### Stored data
Content starts
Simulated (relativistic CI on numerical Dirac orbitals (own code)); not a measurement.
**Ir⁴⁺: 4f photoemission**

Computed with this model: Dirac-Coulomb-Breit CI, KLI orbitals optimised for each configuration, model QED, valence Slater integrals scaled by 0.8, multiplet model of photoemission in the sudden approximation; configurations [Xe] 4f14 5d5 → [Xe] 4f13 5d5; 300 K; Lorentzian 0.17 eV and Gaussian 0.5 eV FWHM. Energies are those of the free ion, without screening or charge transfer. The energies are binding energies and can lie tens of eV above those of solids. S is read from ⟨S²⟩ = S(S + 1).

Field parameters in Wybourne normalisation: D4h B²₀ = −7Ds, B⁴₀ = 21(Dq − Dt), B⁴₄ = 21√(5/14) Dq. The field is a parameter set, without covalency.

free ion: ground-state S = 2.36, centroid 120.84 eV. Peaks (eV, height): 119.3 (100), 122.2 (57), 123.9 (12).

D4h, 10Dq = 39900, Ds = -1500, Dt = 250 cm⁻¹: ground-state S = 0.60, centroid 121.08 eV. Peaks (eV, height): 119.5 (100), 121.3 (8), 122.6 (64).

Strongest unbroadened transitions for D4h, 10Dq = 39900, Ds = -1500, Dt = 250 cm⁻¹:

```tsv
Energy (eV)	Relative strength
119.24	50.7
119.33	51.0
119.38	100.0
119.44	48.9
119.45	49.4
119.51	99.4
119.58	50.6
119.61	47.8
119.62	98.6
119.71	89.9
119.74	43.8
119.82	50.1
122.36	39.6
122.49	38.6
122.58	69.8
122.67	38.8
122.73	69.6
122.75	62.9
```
Content ends

### Activity
Copy the records above exactly, from the first line through the line containing "free ion: ground-state", and include nothing else.

### Exercise result
Simulated (relativistic CI on numerical Dirac orbitals (own code)); not a measurement.
**Ir⁴⁺: 4f photoemission**

Computed with this model: Dirac-Coulomb-Breit CI, KLI orbitals optimised for each configuration, model QED, valence Slater integrals scaled by 0.8, multiplet model of photoemission in the sudden approximation; configurations [Xe] 4f14 5d5 → [Xe] 4f13 5d5; 300 K; Lorentzian 0.17 eV and Gaussian 0.5 eV FWHM. Energies are those of the free ion, without screening or charge transfer. The energies are binding energies and can lie tens of eV above those of solids. S is read from ⟨S²⟩ = S(S + 1).

Field parameters in Wybourne normalisation: D4h B²₀ = −7Ds, B⁴₀ = 21(Dq − Dt), B⁴₄ = 21√(5/14) Dq. The field is a parameter set, without covalency.

free ion: ground-state S = 2.36, centroid 120.84 eV. Peaks (eV, height): 119.3 (100), 122.2 (57), 123.9 (12).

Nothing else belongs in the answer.